> **Exercise**:
Copy out exactly the lines from the start of the data to the line containing "Caveat: the PAW". Include both.

········

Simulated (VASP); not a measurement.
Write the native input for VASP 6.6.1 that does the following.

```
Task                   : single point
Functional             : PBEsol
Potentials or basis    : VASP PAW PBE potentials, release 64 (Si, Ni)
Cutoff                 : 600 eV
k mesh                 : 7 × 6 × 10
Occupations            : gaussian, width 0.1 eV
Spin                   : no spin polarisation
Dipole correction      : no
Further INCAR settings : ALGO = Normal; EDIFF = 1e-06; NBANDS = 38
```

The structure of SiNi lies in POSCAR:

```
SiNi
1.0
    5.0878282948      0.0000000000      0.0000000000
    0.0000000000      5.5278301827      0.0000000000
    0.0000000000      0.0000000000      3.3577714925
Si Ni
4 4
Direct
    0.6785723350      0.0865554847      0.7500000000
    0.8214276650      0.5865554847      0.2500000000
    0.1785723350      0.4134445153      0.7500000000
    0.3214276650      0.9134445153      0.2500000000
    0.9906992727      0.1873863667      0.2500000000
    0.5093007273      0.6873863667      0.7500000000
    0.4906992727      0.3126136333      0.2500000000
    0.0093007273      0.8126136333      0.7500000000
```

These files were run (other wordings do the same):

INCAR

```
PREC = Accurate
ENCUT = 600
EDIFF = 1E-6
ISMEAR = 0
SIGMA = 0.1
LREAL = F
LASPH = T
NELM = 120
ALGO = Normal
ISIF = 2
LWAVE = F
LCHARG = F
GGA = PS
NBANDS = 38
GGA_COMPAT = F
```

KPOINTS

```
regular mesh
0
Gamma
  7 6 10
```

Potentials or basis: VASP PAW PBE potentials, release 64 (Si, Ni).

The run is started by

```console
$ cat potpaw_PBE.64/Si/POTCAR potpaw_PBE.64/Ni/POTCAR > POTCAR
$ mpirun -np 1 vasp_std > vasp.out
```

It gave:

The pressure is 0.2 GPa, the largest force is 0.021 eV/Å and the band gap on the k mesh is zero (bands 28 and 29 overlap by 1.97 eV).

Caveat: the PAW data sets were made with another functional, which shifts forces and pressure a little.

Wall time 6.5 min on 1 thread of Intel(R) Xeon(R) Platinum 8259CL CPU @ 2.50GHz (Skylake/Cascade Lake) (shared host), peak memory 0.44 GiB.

········

> **Task response**:
Simulated (VASP); not a measurement.
Write the native input for VASP 6.6.1 that does the following.

```
Task                   : single point
Functional             : PBEsol
Potentials or basis    : VASP PAW PBE potentials, release 64 (Si, Ni)
Cutoff                 : 600 eV
k mesh                 : 7 × 6 × 10
Occupations            : gaussian, width 0.1 eV
Spin                   : no spin polarisation
Dipole correction      : no
Further INCAR settings : ALGO = Normal; EDIFF = 1e-06; NBANDS = 38
```

The structure of SiNi lies in POSCAR:

```
SiNi
1.0
    5.0878282948      0.0000000000      0.0000000000
    0.0000000000      5.5278301827      0.0000000000
    0.0000000000      0.0000000000      3.3577714925
Si Ni
4 4
Direct
    0.6785723350      0.0865554847      0.7500000000
    0.8214276650      0.5865554847      0.2500000000
    0.1785723350      0.4134445153      0.7500000000
    0.3214276650      0.9134445153      0.2500000000
    0.9906992727      0.1873863667      0.2500000000
    0.5093007273      0.6873863667      0.7500000000
    0.4906992727      0.3126136333      0.2500000000
    0.0093007273      0.8126136333      0.7500000000
```

These files were run (other wordings do the same):

INCAR

```
PREC = Accurate
ENCUT = 600
EDIFF = 1E-6
ISMEAR = 0
SIGMA = 0.1
LREAL = F
LASPH = T
NELM = 120
ALGO = Normal
ISIF = 2
LWAVE = F
LCHARG = F
GGA = PS
NBANDS = 38
GGA_COMPAT = F
```

KPOINTS

```
regular mesh
0
Gamma
  7 6 10
```

Potentials or basis: VASP PAW PBE potentials, release 64 (Si, Ni).

The run is started by

```console
$ cat potpaw_PBE.64/Si/POTCAR potpaw_PBE.64/Ni/POTCAR > POTCAR
$ mpirun -np 1 vasp_std > vasp.out
```

It gave:

The pressure is 0.2 GPa, the largest force is 0.021 eV/Å and the band gap on the k mesh is zero (bands 28 and 29 overlap by 1.97 eV).

Caveat: the PAW data sets were made with another functional, which shifts forces and pressure a little.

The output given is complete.